» **DATASET EXTRACT**:
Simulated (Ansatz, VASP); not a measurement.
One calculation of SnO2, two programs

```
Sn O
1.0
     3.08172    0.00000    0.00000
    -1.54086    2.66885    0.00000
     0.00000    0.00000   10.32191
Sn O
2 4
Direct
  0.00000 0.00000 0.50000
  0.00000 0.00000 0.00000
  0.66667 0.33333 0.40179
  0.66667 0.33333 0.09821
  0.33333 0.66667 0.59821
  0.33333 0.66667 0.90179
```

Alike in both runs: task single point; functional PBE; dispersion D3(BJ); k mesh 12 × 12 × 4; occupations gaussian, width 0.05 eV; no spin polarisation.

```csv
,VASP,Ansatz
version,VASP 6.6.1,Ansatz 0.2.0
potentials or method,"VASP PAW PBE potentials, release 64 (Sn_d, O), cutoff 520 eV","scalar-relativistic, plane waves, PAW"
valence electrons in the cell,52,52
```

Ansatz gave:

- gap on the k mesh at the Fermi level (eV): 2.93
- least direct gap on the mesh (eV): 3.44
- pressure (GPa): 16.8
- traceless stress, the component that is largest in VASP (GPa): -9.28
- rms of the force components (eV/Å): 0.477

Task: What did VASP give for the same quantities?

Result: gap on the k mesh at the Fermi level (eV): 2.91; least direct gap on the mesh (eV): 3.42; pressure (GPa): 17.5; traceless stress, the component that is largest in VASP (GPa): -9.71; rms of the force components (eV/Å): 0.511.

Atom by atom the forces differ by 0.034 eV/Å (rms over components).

» **ASSIGNED TASK**: Set down the lines above as they stand, starting with the first line and ending with the line that contains "Result: gap on".

» **SOLUTION**:
Simulated (Ansatz, VASP); not a measurement.
One calculation of SnO2, two programs

```
Sn O
1.0
     3.08172    0.00000    0.00000
    -1.54086    2.66885    0.00000
     0.00000    0.00000   10.32191
Sn O
2 4
Direct
  0.00000 0.00000 0.50000
  0.00000 0.00000 0.00000
  0.66667 0.33333 0.40179
  0.66667 0.33333 0.09821
  0.33333 0.66667 0.59821
  0.33333 0.66667 0.90179
```

Alike in both runs: task single point; functional PBE; dispersion D3(BJ); k mesh 12 × 12 × 4; occupations gaussian, width 0.05 eV; no spin polarisation.

```csv
,VASP,Ansatz
version,VASP 6.6.1,Ansatz 0.2.0
potentials or method,"VASP PAW PBE potentials, release 64 (Sn_d, O), cutoff 520 eV","scalar-relativistic, plane waves, PAW"
valence electrons in the cell,52,52
```

Ansatz gave:

- gap on the k mesh at the Fermi level (eV): 2.93
- least direct gap on the mesh (eV): 3.44
- pressure (GPa): 16.8
- traceless stress, the component that is largest in VASP (GPa): -9.28
- rms of the force components (eV/Å): 0.477

Task: What did VASP give for the same quantities?

Result: gap on the k mesh at the Fermi level (eV): 2.91; least direct gap on the mesh (eV): 3.42; pressure (GPa): 17.5; traceless stress, the component that is largest in VASP (GPa): -9.71; rms of the force components (eV/Å): 0.511.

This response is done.